== EXTRACTED DATA
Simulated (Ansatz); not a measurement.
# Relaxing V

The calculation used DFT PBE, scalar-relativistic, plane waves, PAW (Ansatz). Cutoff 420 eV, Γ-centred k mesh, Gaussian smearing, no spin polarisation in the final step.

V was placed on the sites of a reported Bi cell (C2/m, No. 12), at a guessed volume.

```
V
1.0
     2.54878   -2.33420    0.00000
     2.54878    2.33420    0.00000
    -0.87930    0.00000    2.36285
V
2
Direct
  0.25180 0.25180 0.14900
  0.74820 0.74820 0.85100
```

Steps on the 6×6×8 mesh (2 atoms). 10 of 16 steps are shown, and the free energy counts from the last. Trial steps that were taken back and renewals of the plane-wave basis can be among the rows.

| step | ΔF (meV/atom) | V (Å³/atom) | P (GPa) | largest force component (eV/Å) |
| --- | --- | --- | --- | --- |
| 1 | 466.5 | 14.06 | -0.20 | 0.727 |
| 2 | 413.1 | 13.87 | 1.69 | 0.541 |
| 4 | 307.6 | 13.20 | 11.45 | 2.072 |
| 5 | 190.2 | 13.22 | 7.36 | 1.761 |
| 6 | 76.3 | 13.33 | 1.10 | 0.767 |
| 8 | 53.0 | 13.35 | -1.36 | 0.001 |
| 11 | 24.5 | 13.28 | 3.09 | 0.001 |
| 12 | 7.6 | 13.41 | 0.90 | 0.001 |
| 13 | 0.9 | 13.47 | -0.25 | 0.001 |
====

## WORK REQUEST
Starting with the line that holds "# Relaxing V" and ending with the line that holds "3.09 | 0.001 |", retype every line in the data above exactly, and nothing else.

## TASK RESPONSE
# Relaxing V

The calculation used DFT PBE, scalar-relativistic, plane waves, PAW (Ansatz). Cutoff 420 eV, Γ-centred k mesh, Gaussian smearing, no spin polarisation in the final step.

V was placed on the sites of a reported Bi cell (C2/m, No. 12), at a guessed volume.

```
V
1.0
     2.54878   -2.33420    0.00000
     2.54878    2.33420    0.00000
    -0.87930    0.00000    2.36285
V
2
Direct
  0.25180 0.25180 0.14900
  0.74820 0.74820 0.85100
```

Steps on the 6×6×8 mesh (2 atoms). 10 of 16 steps are shown, and the free energy counts from the last. Trial steps that were taken back and renewals of the plane-wave basis can be among the rows.

| step | ΔF (meV/atom) | V (Å³/atom) | P (GPa) | largest force component (eV/Å) |
| --- | --- | --- | --- | --- |
| 1 | 466.5 | 14.06 | -0.20 | 0.727 |
| 2 | 413.1 | 13.87 | 1.69 | 0.541 |
| 4 | 307.6 | 13.20 | 11.45 | 2.072 |
| 5 | 190.2 | 13.22 | 7.36 | 1.761 |
| 6 | 76.3 | 13.33 | 1.10 | 0.767 |
| 8 | 53.0 | 13.35 | -1.36 | 0.001 |
| 11 | 24.5 | 13.28 | 3.09 | 0.001 |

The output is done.